----------------

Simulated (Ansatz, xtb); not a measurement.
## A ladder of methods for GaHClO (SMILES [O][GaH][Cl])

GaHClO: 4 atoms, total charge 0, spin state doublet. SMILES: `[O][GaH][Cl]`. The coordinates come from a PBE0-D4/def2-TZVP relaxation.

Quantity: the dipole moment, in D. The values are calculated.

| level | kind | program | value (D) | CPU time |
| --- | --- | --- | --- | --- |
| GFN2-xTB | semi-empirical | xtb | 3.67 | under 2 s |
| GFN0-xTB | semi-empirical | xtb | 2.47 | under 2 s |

----------------

- WORK REQUEST: Every entry is to be repeated exactly as it stands.

- TASK OUTPUT:
Simulated (Ansatz, xtb); not a measurement.
## A ladder of methods for GaHClO (SMILES [O][GaH][Cl])

GaHClO: 4 atoms, total charge 0, spin state doublet. SMILES: `[O][GaH][Cl]`. The coordinates come from a PBE0-D4/def2-TZVP relaxation.

Quantity: the dipole moment, in D. The values are calculated.

| level | kind | program | value (D) | CPU time |
| --- | --- | --- | --- | --- |
| GFN2-xTB | semi-empirical | xtb | 3.67 | under 2 s |
| GFN0-xTB | semi-empirical | xtb | 2.47 | under 2 s |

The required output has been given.